▶ ASSIGNED TASK
Retype the full listing without altering anything.

▶ SUPPLIED RECORDS
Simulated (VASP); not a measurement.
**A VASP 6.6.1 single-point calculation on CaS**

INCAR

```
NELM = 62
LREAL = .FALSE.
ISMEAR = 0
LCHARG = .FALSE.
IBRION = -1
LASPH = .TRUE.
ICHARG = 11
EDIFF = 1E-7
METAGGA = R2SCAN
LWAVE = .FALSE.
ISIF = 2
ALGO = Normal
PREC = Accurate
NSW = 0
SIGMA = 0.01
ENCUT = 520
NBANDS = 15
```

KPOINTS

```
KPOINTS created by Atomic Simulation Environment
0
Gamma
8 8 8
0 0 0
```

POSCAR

▶ PROBLEM SOLUTION
Simulated (VASP); not a measurement.
**A VASP 6.6.1 single-point calculation on CaS**

INCAR

```
NELM = 62
LREAL = .FALSE.
ISMEAR = 0
LCHARG = .FALSE.
IBRION = -1
LASPH = .TRUE.
ICHARG = 11
EDIFF = 1E-7
METAGGA = R2SCAN
LWAVE = .FALSE.
ISIF = 2
ALGO = Normal
PREC = Accurate
NSW = 0
SIGMA = 0.01
ENCUT = 520
NBANDS = 15
```

KPOINTS

```
KPOINTS created by Atomic Simulation Environment
0
Gamma
8 8 8
0 0 0
```

POSCAR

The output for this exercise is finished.